-- ACTIVITY --
Reproduce all of the entries below exactly, without a single change.

-- SUPPLIED MATERIAL --
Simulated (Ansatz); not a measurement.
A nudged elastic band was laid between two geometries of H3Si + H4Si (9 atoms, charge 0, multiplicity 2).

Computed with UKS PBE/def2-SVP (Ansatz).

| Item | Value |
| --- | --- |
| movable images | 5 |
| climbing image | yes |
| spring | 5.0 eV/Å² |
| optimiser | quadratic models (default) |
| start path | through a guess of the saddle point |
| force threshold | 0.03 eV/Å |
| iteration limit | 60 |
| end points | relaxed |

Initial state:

-- WRITTEN ANSWER --
Simulated (Ansatz); not a measurement.
A nudged elastic band was laid between two geometries of H3Si + H4Si (9 atoms, charge 0, multiplicity 2).

Computed with UKS PBE/def2-SVP (Ansatz).

| Item | Value |
| --- | --- |
| movable images | 5 |
| climbing image | yes |
| spring | 5.0 eV/Å² |
| optimiser | quadratic models (default) |
| start path | through a guess of the saddle point |
| force threshold | 0.03 eV/Å |
| iteration limit | 60 |
| end points | relaxed |

Initial state:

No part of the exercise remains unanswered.